══ Data provided ══

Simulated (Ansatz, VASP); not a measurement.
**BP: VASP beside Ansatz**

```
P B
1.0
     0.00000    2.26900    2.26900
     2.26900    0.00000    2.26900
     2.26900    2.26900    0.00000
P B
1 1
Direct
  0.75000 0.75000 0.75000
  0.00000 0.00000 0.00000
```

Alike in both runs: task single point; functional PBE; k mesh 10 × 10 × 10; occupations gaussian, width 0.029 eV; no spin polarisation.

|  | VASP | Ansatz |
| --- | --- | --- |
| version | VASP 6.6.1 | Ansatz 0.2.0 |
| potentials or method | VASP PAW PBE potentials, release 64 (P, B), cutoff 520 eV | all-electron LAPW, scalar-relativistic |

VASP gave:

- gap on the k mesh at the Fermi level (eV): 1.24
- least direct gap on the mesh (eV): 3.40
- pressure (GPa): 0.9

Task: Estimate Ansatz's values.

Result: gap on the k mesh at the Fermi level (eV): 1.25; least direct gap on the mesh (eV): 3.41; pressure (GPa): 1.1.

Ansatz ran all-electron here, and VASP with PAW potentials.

═══

Assigned task –
All of the records above are to be copied exactly.

Task output –
Simulated (Ansatz, VASP); not a measurement.
**BP: VASP beside Ansatz**

```
P B
1.0
     0.00000    2.26900    2.26900
     2.26900    0.00000    2.26900
     2.26900    2.26900    0.00000
P B
1 1
Direct
  0.75000 0.75000 0.75000
  0.00000 0.00000 0.00000
```

Alike in both runs: task single point; functional PBE; k mesh 10 × 10 × 10; occupations gaussian, width 0.029 eV; no spin polarisation.

|  | VASP | Ansatz |
| --- | --- | --- |
| version | VASP 6.6.1 | Ansatz 0.2.0 |
| potentials or method | VASP PAW PBE potentials, release 64 (P, B), cutoff 520 eV | all-electron LAPW, scalar-relativistic |

VASP gave:

- gap on the k mesh at the Fermi level (eV): 1.24
- least direct gap on the mesh (eV): 3.40
- pressure (GPa): 0.9

Task: Estimate Ansatz's values.

Result: gap on the k mesh at the Fermi level (eV): 1.25; least direct gap on the mesh (eV): 3.41; pressure (GPa): 1.1.

Ansatz ran all-electron here, and VASP with PAW potentials.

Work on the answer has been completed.